■ **REQUIREMENT**
Nothing but the lines from the top of the following entries through the line with "Reaction (ligand exchange" should be printed, exactly as they are.

[Start of Attachment]

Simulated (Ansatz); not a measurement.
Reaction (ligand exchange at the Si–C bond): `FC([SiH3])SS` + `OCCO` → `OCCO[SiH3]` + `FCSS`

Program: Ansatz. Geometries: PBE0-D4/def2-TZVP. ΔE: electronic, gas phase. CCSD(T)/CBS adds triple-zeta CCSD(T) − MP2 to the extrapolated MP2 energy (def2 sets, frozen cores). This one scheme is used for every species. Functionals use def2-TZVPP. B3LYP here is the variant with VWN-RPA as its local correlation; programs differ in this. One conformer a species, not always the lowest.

[End of Attachment]

■ **EXERCISE SOLUTION**
Simulated (Ansatz); not a measurement.
Reaction (ligand exchange at the Si–C bond): `FC([SiH3])SS` + `OCCO` → `OCCO[SiH3]` + `FCSS`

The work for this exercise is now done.